WORK INSTRUCTION. Please reproduce exactly the lines that begin the listing below, up to and including the line where "## (2) The clean slab" occurs.

INFORMATION GIVEN.
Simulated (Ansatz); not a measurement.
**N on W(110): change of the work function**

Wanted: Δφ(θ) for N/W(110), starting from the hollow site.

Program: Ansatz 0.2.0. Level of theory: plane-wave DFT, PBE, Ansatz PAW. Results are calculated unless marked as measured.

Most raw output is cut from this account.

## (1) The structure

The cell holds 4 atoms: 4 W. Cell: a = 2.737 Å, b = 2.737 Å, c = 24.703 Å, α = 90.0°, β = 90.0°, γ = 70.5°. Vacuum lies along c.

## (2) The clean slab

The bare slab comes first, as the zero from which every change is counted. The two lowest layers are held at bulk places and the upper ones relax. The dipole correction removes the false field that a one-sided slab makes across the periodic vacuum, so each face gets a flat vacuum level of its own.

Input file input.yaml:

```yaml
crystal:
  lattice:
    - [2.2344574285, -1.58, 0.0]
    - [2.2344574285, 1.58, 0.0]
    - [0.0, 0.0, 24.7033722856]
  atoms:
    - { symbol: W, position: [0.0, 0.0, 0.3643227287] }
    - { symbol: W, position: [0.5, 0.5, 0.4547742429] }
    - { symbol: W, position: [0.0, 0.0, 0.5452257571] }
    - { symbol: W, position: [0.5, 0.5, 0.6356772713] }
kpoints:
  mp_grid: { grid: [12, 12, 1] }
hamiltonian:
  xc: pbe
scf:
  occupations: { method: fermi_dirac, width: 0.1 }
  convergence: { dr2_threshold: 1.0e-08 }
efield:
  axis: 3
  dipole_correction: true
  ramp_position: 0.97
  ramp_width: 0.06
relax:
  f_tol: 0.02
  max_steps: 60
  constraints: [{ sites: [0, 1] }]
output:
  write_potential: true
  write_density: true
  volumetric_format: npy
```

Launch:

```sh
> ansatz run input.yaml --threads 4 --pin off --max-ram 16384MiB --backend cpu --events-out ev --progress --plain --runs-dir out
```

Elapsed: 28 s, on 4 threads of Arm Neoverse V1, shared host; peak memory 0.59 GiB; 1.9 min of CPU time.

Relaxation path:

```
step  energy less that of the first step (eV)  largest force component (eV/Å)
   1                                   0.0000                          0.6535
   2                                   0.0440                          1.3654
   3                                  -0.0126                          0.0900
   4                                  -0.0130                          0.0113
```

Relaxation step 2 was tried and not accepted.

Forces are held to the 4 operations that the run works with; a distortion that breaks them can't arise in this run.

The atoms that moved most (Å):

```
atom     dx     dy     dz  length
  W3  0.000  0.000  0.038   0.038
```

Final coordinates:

WRITTEN RESPONSE.
Simulated (Ansatz); not a measurement.
**N on W(110): change of the work function**

Wanted: Δφ(θ) for N/W(110), starting from the hollow site.

Program: Ansatz 0.2.0. Level of theory: plane-wave DFT, PBE, Ansatz PAW. Results are calculated unless marked as measured.

Most raw output is cut from this account.

## (1) The structure

The cell holds 4 atoms: 4 W. Cell: a = 2.737 Å, b = 2.737 Å, c = 24.703 Å, α = 90.0°, β = 90.0°, γ = 70.5°. Vacuum lies along c.

## (2) The clean slab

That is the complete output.